* Given records:
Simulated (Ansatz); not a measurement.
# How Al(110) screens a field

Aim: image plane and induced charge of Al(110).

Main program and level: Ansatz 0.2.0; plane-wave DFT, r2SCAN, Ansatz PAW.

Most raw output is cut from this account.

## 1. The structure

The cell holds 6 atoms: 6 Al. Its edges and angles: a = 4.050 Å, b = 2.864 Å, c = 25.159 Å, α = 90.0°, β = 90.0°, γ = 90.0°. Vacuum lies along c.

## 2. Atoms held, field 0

* Assignment: Exact copies of all entries are what's needed here.

* Written answer:
Simulated (Ansatz); not a measurement.
# How Al(110) screens a field

Aim: image plane and induced charge of Al(110).

Main program and level: Ansatz 0.2.0; plane-wave DFT, r2SCAN, Ansatz PAW.

Most raw output is cut from this account.

## 1. The structure

The cell holds 6 atoms: 6 Al. Its edges and angles: a = 4.050 Å, b = 2.864 Å, c = 25.159 Å, α = 90.0°, β = 90.0°, γ = 90.0°. Vacuum lies along c.

## 2. Atoms held, field 0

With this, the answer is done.